RECORD EXCERPTS below:
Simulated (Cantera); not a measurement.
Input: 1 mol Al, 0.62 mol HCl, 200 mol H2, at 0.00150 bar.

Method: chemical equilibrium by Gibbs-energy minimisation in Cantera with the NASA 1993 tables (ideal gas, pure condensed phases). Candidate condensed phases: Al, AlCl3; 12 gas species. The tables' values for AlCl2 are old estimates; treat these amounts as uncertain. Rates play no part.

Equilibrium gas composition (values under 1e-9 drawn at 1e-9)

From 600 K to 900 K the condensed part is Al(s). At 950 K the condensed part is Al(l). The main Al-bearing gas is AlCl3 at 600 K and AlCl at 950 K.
End of RECORD EXCERPTS.

Look above for the line holding "Method: chemical equilibrium" and the line holding "Equilibrium gas composition". Retype both, and every line between them, word for word and nothing else.

Method: chemical equilibrium by Gibbs-energy minimisation in Cantera with the NASA 1993 tables (ideal gas, pure condensed phases). Candidate condensed phases: Al, AlCl3; 12 gas species. The tables' values for AlCl2 are old estimates; treat these amounts as uncertain. Rates play no part.

Equilibrium gas composition (values under 1e-9 drawn at 1e-9)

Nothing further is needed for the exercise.